● **Task item**:
Line by line, return the data exactly as shown.

● **Dataset**:
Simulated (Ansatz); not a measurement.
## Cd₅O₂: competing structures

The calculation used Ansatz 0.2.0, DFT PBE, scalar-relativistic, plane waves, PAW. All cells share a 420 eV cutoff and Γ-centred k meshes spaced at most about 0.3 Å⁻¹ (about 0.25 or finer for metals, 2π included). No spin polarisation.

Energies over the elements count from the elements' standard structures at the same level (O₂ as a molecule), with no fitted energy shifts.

● **Reply**:
Simulated (Ansatz); not a measurement.
## Cd₅O₂: competing structures

The calculation used Ansatz 0.2.0, DFT PBE, scalar-relativistic, plane waves, PAW. All cells share a 420 eV cutoff and Γ-centred k meshes spaced at most about 0.3 Å⁻¹ (about 0.25 or finer for metals, 2π included). No spin polarisation.

Energies over the elements count from the elements' standard structures at the same level (O₂ as a molecule), with no fitted energy shifts.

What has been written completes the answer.